BRIEF: Every line from the beginning of the data through the line containing "3123 | -58 |" should be reproduced exactly, and no further lines should be output.

INFORMATION:
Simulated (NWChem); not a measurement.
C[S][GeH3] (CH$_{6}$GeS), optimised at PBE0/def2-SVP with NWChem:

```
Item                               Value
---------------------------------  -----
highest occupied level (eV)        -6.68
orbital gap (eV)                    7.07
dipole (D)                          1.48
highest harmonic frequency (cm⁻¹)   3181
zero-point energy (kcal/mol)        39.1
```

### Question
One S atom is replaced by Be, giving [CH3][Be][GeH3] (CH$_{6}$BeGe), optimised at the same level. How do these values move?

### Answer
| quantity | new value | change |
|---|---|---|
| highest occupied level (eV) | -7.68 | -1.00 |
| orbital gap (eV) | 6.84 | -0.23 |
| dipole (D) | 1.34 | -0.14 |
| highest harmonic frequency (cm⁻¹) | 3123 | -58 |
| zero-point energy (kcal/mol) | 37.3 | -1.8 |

ANSWER BOX:
Simulated (NWChem); not a measurement.
C[S][GeH3] (CH$_{6}$GeS), optimised at PBE0/def2-SVP with NWChem:

```
Item                               Value
---------------------------------  -----
highest occupied level (eV)        -6.68
orbital gap (eV)                    7.07
dipole (D)                          1.48
highest harmonic frequency (cm⁻¹)   3181
zero-point energy (kcal/mol)        39.1
```

### Question
One S atom is replaced by Be, giving [CH3][Be][GeH3] (CH$_{6}$BeGe), optimised at the same level. How do these values move?

### Answer
| quantity | new value | change |
|---|---|---|
| highest occupied level (eV) | -7.68 | -1.00 |
| orbital gap (eV) | 6.84 | -0.23 |
| dipole (D) | 1.34 | -0.14 |
| highest harmonic frequency (cm⁻¹) | 3123 | -58 |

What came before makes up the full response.